Assigned task>
From first line to last, output the records below exactly.

Information shown>
--------------------------------

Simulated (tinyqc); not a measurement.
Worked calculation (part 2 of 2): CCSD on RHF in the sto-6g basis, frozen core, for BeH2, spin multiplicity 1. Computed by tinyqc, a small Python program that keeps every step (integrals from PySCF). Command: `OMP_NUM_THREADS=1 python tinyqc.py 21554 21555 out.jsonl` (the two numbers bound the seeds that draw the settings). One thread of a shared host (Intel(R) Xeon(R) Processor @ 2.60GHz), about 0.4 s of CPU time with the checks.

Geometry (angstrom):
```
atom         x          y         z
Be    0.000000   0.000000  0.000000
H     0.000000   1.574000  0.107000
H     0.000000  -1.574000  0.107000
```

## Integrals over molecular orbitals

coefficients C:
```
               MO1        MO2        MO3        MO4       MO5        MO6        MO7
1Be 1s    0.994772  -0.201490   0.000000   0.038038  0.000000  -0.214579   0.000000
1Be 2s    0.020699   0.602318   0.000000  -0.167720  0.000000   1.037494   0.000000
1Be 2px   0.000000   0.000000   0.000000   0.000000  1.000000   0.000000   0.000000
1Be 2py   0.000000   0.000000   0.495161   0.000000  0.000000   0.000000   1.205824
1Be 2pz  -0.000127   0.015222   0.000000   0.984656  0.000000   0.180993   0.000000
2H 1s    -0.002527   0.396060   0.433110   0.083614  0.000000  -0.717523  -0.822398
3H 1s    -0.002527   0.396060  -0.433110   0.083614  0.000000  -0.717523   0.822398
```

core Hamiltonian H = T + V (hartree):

--------------------------------

Written answer>
Simulated (tinyqc); not a measurement.
Worked calculation (part 2 of 2): CCSD on RHF in the sto-6g basis, frozen core, for BeH2, spin multiplicity 1. Computed by tinyqc, a small Python program that keeps every step (integrals from PySCF). Command: `OMP_NUM_THREADS=1 python tinyqc.py 21554 21555 out.jsonl` (the two numbers bound the seeds that draw the settings). One thread of a shared host (Intel(R) Xeon(R) Processor @ 2.60GHz), about 0.4 s of CPU time with the checks.

Geometry (angstrom):
```
atom         x          y         z
Be    0.000000   0.000000  0.000000
H     0.000000   1.574000  0.107000
H     0.000000  -1.574000  0.107000
```

## Integrals over molecular orbitals

coefficients C:
```
               MO1        MO2        MO3        MO4       MO5        MO6        MO7
1Be 1s    0.994772  -0.201490   0.000000   0.038038  0.000000  -0.214579   0.000000
1Be 2s    0.020699   0.602318   0.000000  -0.167720  0.000000   1.037494   0.000000
1Be 2px   0.000000   0.000000   0.000000   0.000000  1.000000   0.000000   0.000000
1Be 2py   0.000000   0.000000   0.495161   0.000000  0.000000   0.000000   1.205824
1Be 2pz  -0.000127   0.015222   0.000000   0.984656  0.000000   0.180993   0.000000
2H 1s    -0.002527   0.396060   0.433110   0.083614  0.000000  -0.717523  -0.822398
3H 1s    -0.002527   0.396060  -0.433110   0.083614  0.000000  -0.717523   0.822398
```

core Hamiltonian H = T + V (hartree):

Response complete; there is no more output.